____________________
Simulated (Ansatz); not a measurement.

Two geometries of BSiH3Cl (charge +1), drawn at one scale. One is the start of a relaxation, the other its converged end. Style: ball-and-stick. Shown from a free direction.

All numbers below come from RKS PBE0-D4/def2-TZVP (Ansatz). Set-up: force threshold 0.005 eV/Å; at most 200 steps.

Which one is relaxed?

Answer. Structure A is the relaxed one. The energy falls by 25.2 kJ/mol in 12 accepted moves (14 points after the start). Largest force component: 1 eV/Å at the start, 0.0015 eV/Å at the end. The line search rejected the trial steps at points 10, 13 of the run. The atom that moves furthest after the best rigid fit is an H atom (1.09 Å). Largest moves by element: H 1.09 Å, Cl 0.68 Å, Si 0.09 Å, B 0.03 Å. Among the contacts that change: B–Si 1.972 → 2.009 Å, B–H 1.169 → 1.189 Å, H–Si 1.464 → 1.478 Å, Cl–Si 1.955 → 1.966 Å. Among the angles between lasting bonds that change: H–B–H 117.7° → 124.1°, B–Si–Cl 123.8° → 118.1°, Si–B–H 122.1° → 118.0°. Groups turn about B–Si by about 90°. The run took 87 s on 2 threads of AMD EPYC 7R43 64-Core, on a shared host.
____________________

- Exercise
Could you please print the entire listing exactly?

- Your solution
Simulated (Ansatz); not a measurement.

Two geometries of BSiH3Cl (charge +1), drawn at one scale. One is the start of a relaxation, the other its converged end. Style: ball-and-stick. Shown from a free direction.

All numbers below come from RKS PBE0-D4/def2-TZVP (Ansatz). Set-up: force threshold 0.005 eV/Å; at most 200 steps.

Which one is relaxed?

Answer. Structure A is the relaxed one. The energy falls by 25.2 kJ/mol in 12 accepted moves (14 points after the start). Largest force component: 1 eV/Å at the start, 0.0015 eV/Å at the end. The line search rejected the trial steps at points 10, 13 of the run. The atom that moves furthest after the best rigid fit is an H atom (1.09 Å). Largest moves by element: H 1.09 Å, Cl 0.68 Å, Si 0.09 Å, B 0.03 Å. Among the contacts that change: B–Si 1.972 → 2.009 Å, B–H 1.169 → 1.189 Å, H–Si 1.464 → 1.478 Å, Cl–Si 1.955 → 1.966 Å. Among the angles between lasting bonds that change: H–B–H 117.7° → 124.1°, B–Si–Cl 123.8° → 118.1°, Si–B–H 122.1° → 118.0°. Groups turn about B–Si by about 90°. The run took 87 s on 2 threads of AMD EPYC 7R43 64-Core, on a shared host.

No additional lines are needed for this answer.